DATA TO EXAMINE |
======

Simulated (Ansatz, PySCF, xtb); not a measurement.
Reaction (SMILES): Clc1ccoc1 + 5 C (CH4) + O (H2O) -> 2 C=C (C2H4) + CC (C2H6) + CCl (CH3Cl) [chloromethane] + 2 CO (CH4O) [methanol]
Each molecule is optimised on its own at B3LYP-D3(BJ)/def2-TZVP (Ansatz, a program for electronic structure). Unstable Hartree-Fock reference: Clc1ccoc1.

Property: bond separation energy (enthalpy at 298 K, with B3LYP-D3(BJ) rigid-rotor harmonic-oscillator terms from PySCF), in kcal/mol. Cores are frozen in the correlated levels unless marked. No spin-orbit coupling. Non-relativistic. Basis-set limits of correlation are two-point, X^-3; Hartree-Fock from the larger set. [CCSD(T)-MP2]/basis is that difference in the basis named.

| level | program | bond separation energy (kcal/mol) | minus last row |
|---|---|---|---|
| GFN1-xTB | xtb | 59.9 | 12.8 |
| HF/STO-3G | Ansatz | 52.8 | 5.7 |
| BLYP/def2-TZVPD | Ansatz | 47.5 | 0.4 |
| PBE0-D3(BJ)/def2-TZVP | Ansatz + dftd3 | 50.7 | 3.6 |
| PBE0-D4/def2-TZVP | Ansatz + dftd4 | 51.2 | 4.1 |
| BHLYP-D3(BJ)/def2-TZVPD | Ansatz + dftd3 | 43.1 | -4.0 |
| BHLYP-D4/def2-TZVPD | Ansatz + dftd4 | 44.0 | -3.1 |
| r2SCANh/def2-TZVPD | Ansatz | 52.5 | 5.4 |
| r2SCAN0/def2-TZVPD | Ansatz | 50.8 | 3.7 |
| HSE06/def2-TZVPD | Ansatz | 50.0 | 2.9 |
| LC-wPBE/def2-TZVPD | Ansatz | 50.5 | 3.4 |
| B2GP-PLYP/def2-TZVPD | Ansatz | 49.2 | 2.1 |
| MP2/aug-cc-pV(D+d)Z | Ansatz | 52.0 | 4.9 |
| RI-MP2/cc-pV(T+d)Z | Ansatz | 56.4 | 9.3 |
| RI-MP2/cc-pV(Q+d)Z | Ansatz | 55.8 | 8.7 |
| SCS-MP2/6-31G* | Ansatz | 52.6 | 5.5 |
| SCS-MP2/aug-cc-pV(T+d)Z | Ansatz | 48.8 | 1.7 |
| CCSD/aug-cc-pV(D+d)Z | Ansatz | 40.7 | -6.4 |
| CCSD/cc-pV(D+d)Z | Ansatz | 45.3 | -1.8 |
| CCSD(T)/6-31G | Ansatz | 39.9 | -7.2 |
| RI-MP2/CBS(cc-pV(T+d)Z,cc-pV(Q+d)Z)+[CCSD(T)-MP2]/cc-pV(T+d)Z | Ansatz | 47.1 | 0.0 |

======

ASSIGNMENT |
Would you output, unchanged, each line from the start of the records to the line that holds "Reaction (SMILES): Clc1ccoc1", both included and nothing else?

TASK SOLUTION |
Simulated (Ansatz, PySCF, xtb); not a measurement.
Reaction (SMILES): Clc1ccoc1 + 5 C (CH4) + O (H2O) -> 2 C=C (C2H4) + CC (C2H6) + CCl (CH3Cl) [chloromethane] + 2 CO (CH4O) [methanol]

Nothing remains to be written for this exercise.